Dataset extract:
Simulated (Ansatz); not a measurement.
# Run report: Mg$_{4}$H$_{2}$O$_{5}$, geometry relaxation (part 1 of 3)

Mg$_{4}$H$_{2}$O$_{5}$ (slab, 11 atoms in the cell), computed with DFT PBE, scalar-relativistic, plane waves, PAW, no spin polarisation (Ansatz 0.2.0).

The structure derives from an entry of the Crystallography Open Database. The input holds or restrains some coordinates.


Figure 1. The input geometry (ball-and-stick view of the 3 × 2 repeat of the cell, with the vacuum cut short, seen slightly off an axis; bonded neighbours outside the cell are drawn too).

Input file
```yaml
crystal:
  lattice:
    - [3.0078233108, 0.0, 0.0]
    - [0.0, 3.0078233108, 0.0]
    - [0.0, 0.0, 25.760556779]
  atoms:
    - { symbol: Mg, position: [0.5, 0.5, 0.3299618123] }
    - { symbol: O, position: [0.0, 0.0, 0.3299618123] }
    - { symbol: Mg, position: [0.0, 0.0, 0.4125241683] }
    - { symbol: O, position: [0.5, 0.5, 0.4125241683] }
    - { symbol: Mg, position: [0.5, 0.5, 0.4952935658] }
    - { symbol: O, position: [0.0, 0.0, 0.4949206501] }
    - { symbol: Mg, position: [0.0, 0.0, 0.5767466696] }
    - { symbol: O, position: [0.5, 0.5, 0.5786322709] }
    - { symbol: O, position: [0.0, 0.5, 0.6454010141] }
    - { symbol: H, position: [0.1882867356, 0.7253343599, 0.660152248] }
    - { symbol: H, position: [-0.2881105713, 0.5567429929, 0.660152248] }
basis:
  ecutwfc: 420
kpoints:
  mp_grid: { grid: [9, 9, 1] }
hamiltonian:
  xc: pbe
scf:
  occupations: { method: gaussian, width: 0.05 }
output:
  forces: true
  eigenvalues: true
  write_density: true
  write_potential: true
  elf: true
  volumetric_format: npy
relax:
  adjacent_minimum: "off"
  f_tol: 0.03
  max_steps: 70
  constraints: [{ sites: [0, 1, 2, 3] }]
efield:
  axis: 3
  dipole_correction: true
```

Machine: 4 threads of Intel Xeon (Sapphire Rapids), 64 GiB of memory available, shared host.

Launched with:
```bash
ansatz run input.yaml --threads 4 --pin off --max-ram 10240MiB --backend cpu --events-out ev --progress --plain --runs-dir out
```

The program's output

Assigned task: Give back exactly the lines of the listing, starting with the first and ending with the one bearing "polarisation (Ansatz 0.2.0).". Add no other lines.

Task output:
Simulated (Ansatz); not a measurement.
# Run report: Mg$_{4}$H$_{2}$O$_{5}$, geometry relaxation (part 1 of 3)

Mg$_{4}$H$_{2}$O$_{5}$ (slab, 11 atoms in the cell), computed with DFT PBE, scalar-relativistic, plane waves, PAW, no spin polarisation (Ansatz 0.2.0).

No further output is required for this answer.